*****

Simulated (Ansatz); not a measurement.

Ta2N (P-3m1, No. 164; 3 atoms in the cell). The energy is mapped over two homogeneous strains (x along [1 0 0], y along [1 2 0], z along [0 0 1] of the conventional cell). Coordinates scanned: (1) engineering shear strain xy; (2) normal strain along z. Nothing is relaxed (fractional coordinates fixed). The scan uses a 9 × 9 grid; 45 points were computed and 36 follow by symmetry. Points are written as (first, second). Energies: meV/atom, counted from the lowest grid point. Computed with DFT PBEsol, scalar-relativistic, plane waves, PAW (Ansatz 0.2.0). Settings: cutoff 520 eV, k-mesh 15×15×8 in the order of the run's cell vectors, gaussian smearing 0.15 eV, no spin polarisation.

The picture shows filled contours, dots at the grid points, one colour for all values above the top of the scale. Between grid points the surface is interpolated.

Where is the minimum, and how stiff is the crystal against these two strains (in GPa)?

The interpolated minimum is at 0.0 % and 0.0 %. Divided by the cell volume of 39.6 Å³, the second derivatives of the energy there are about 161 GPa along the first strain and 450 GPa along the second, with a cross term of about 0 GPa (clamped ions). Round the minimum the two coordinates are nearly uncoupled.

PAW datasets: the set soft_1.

*****

Word for word, write out the entries above again.

Simulated (Ansatz); not a measurement.

Ta2N (P-3m1, No. 164; 3 atoms in the cell). The energy is mapped over two homogeneous strains (x along [1 0 0], y along [1 2 0], z along [0 0 1] of the conventional cell). Coordinates scanned: (1) engineering shear strain xy; (2) normal strain along z. Nothing is relaxed (fractional coordinates fixed). The scan uses a 9 × 9 grid; 45 points were computed and 36 follow by symmetry. Points are written as (first, second). Energies: meV/atom, counted from the lowest grid point. Computed with DFT PBEsol, scalar-relativistic, plane waves, PAW (Ansatz 0.2.0). Settings: cutoff 520 eV, k-mesh 15×15×8 in the order of the run's cell vectors, gaussian smearing 0.15 eV, no spin polarisation.

The picture shows filled contours, dots at the grid points, one colour for all values above the top of the scale. Between grid points the surface is interpolated.

Where is the minimum, and how stiff is the crystal against these two strains (in GPa)?

The interpolated minimum is at 0.0 % and 0.0 %. Divided by the cell volume of 39.6 Å³, the second derivatives of the energy there are about 161 GPa along the first strain and 450 GPa along the second, with a cross term of about 0 GPa (clamped ions). Round the minimum the two coordinates are nearly uncoupled.

PAW datasets: the set soft_1.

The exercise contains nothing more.